◆ **REQUIRED ACTION**: Take the entries below and print only the lines from the one with "cell | 8 | 16 |" through the one with "56.87 | -1.023 |", exactly as they stand, both ends included.

◆ **MATERIAL PROVIDED**:
* * * * *

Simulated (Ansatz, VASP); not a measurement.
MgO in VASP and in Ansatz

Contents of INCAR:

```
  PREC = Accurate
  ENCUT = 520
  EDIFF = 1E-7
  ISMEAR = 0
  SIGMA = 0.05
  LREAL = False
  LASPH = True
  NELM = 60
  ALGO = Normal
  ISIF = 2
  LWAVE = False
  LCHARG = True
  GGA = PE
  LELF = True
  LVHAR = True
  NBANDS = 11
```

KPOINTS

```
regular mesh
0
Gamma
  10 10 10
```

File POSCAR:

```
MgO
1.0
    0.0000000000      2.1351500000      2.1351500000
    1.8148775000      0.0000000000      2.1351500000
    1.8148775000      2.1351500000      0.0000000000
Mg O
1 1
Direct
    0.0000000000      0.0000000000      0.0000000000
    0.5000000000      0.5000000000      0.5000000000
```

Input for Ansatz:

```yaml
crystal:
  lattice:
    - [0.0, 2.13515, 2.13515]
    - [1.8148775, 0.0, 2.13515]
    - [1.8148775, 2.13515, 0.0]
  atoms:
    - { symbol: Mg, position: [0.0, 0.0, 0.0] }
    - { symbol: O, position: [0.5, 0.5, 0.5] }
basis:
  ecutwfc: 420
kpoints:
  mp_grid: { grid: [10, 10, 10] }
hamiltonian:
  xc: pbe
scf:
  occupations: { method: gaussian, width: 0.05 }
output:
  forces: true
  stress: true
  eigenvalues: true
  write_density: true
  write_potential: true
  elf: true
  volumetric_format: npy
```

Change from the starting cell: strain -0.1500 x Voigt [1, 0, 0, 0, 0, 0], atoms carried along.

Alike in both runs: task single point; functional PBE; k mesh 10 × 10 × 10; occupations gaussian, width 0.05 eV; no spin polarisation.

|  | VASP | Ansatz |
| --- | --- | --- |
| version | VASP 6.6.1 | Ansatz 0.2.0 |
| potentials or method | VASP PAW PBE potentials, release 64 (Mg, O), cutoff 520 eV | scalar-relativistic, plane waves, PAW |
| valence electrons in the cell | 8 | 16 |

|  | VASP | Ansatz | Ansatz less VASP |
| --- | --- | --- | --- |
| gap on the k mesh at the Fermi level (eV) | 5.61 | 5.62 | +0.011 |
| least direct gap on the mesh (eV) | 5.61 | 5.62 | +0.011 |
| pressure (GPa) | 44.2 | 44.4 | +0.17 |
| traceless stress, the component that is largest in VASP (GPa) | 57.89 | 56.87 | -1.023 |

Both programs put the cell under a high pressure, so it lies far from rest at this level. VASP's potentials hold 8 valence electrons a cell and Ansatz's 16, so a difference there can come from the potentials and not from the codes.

* * * * *

◆ **RESPONSE AREA**:
| valence electrons in the cell | 8 | 16 |

|  | VASP | Ansatz | Ansatz less VASP |
| --- | --- | --- | --- |
| gap on the k mesh at the Fermi level (eV) | 5.61 | 5.62 | +0.011 |
| least direct gap on the mesh (eV) | 5.61 | 5.62 | +0.011 |
| pressure (GPa) | 44.2 | 44.4 | +0.17 |
| traceless stress, the component that is largest in VASP (GPa) | 57.89 | 56.87 | -1.023 |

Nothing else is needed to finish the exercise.